+++ Provided records +++

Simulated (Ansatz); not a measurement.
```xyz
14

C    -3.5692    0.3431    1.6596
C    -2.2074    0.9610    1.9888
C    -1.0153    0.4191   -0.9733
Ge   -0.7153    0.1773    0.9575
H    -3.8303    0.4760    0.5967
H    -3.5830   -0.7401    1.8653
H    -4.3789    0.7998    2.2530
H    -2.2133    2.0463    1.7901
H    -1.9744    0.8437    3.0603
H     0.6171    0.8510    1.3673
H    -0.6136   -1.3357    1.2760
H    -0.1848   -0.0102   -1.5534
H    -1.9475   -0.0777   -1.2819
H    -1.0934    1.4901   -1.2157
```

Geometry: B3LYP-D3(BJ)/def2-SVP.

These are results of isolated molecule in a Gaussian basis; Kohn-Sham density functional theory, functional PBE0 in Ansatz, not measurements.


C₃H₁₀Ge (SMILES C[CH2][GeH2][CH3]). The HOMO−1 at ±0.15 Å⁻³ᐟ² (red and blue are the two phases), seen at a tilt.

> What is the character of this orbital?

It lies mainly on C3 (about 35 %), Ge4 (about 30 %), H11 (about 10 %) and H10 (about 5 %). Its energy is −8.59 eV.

+++

Work instruction:
Only the lines from the start of the material through the line containing "of this orbital?" belong in the answer, each copied exactly.

Problem solution:
Simulated (Ansatz); not a measurement.
```xyz
14

C    -3.5692    0.3431    1.6596
C    -2.2074    0.9610    1.9888
C    -1.0153    0.4191   -0.9733
Ge   -0.7153    0.1773    0.9575
H    -3.8303    0.4760    0.5967
H    -3.5830   -0.7401    1.8653
H    -4.3789    0.7998    2.2530
H    -2.2133    2.0463    1.7901
H    -1.9744    0.8437    3.0603
H     0.6171    0.8510    1.3673
H    -0.6136   -1.3357    1.2760
H    -0.1848   -0.0102   -1.5534
H    -1.9475   -0.0777   -1.2819
H    -1.0934    1.4901   -1.2157
```

Geometry: B3LYP-D3(BJ)/def2-SVP.

These are results of isolated molecule in a Gaussian basis; Kohn-Sham density functional theory, functional PBE0 in Ansatz, not measurements.


C₃H₁₀Ge (SMILES C[CH2][GeH2][CH3]). The HOMO−1 at ±0.15 Å⁻³ᐟ² (red and blue are the two phases), seen at a tilt.

> What is the character of this orbital?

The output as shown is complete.